STUDY MATERIAL:
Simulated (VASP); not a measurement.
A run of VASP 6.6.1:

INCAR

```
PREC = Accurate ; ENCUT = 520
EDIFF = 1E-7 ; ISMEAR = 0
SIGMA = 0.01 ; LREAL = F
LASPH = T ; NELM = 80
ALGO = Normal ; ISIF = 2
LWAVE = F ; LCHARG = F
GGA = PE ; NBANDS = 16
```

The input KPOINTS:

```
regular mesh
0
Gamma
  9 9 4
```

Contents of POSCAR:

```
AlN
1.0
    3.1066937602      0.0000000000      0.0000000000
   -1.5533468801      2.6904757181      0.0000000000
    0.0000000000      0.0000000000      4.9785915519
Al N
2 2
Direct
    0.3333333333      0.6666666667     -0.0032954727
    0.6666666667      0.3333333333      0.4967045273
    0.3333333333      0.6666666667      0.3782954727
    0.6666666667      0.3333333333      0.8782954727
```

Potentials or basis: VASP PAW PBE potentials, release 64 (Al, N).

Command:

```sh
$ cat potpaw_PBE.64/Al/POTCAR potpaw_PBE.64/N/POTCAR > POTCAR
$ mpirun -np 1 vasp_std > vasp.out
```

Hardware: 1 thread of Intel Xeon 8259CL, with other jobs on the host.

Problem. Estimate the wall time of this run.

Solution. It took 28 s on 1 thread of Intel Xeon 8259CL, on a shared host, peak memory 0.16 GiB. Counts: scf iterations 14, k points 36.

WORK INSTRUCTION:
Using the data above, restate word for word the lines from its opening line through the line that contains "Problem. Estimate the wall time of this run.", and no more.

TASK RESULT:
Simulated (VASP); not a measurement.
A run of VASP 6.6.1:

INCAR

```
PREC = Accurate ; ENCUT = 520
EDIFF = 1E-7 ; ISMEAR = 0
SIGMA = 0.01 ; LREAL = F
LASPH = T ; NELM = 80
ALGO = Normal ; ISIF = 2
LWAVE = F ; LCHARG = F
GGA = PE ; NBANDS = 16
```

The input KPOINTS:

```
regular mesh
0
Gamma
  9 9 4
```

Contents of POSCAR:

```
AlN
1.0
    3.1066937602      0.0000000000      0.0000000000
   -1.5533468801      2.6904757181      0.0000000000
    0.0000000000      0.0000000000      4.9785915519
Al N
2 2
Direct
    0.3333333333      0.6666666667     -0.0032954727
    0.6666666667      0.3333333333      0.4967045273
    0.3333333333      0.6666666667      0.3782954727
    0.6666666667      0.3333333333      0.8782954727
```

Potentials or basis: VASP PAW PBE potentials, release 64 (Al, N).

Command:

```sh
$ cat potpaw_PBE.64/Al/POTCAR potpaw_PBE.64/N/POTCAR > POTCAR
$ mpirun -np 1 vasp_std > vasp.out
```

Hardware: 1 thread of Intel Xeon 8259CL, with other jobs on the host.

Problem. Estimate the wall time of this run.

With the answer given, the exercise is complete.